● ● ● ● ●

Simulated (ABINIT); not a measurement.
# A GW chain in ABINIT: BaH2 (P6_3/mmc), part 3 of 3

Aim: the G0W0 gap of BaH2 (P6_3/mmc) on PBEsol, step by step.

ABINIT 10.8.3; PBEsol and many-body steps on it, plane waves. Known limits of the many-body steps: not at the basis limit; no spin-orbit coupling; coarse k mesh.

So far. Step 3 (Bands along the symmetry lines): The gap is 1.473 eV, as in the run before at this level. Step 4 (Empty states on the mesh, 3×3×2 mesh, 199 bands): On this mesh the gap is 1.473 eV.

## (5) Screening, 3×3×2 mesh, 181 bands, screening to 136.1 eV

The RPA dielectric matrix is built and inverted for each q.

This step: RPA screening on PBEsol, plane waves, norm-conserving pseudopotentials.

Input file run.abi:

● ● ● ● ●

**Task item**
Please type the entries above out again exactly.

**Your response**
Simulated (ABINIT); not a measurement.
# A GW chain in ABINIT: BaH2 (P6_3/mmc), part 3 of 3

Aim: the G0W0 gap of BaH2 (P6_3/mmc) on PBEsol, step by step.

ABINIT 10.8.3; PBEsol and many-body steps on it, plane waves. Known limits of the many-body steps: not at the basis limit; no spin-orbit coupling; coarse k mesh.

So far. Step 3 (Bands along the symmetry lines): The gap is 1.473 eV, as in the run before at this level. Step 4 (Empty states on the mesh, 3×3×2 mesh, 199 bands): On this mesh the gap is 1.473 eV.

## (5) Screening, 3×3×2 mesh, 181 bands, screening to 136.1 eV

The RPA dielectric matrix is built and inverted for each q.

This step: RPA screening on PBEsol, plane waves, norm-conserving pseudopotentials.

Input file run.abi:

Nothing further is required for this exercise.